━━━ Data supplied

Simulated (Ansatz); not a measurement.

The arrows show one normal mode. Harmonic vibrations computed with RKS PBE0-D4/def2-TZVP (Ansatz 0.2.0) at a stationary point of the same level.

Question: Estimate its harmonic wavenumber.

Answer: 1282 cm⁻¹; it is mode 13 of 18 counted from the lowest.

━━━━━━

→ **Exercise**: Reproduce the material verbatim, line by line.

→ **Written answer**:
Simulated (Ansatz); not a measurement.

The arrows show one normal mode. Harmonic vibrations computed with RKS PBE0-D4/def2-TZVP (Ansatz 0.2.0) at a stationary point of the same level.

Question: Estimate its harmonic wavenumber.

Answer: 1282 cm⁻¹; it is mode 13 of 18 counted from the lowest.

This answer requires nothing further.